DATASET EXCERPTS Start Marker

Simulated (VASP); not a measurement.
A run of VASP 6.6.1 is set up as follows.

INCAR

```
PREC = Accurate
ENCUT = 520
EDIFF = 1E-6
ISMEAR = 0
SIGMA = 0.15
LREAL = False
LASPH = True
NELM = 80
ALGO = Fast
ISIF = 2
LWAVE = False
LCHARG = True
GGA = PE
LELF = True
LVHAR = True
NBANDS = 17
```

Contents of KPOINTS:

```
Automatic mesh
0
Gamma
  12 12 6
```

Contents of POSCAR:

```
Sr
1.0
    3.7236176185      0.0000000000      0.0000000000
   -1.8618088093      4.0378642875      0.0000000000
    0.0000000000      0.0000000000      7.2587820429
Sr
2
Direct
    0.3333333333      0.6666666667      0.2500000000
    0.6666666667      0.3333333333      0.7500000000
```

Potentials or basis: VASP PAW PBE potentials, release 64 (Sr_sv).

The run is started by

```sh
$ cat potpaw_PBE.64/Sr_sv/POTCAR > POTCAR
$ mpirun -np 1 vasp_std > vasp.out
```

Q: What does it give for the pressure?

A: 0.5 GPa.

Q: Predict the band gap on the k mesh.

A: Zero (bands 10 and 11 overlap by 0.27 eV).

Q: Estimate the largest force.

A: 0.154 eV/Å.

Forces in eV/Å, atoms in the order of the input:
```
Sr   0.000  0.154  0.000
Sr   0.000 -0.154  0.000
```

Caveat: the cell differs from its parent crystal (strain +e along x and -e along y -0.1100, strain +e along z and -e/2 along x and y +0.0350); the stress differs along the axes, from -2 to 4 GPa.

DATASET EXCERPTS End Marker

- [TASK ITEM]:
Would you please reproduce the records above exactly, only from their first line through the line holding "A: 0.5 GPa.", with both ends included?

- [RESPONSE]:
Simulated (VASP); not a measurement.
A run of VASP 6.6.1 is set up as follows.

INCAR

```
PREC = Accurate
ENCUT = 520
EDIFF = 1E-6
ISMEAR = 0
SIGMA = 0.15
LREAL = False
LASPH = True
NELM = 80
ALGO = Fast
ISIF = 2
LWAVE = False
LCHARG = True
GGA = PE
LELF = True
LVHAR = True
NBANDS = 17
```

Contents of KPOINTS:

```
Automatic mesh
0
Gamma
  12 12 6
```

Contents of POSCAR:

```
Sr
1.0
    3.7236176185      0.0000000000      0.0000000000
   -1.8618088093      4.0378642875      0.0000000000
    0.0000000000      0.0000000000      7.2587820429
Sr
2
Direct
    0.3333333333      0.6666666667      0.2500000000
    0.6666666667      0.3333333333      0.7500000000
```

Potentials or basis: VASP PAW PBE potentials, release 64 (Sr_sv).

The run is started by

```sh
$ cat potpaw_PBE.64/Sr_sv/POTCAR > POTCAR
$ mpirun -np 1 vasp_std > vasp.out
```

Q: What does it give for the pressure?

A: 0.5 GPa.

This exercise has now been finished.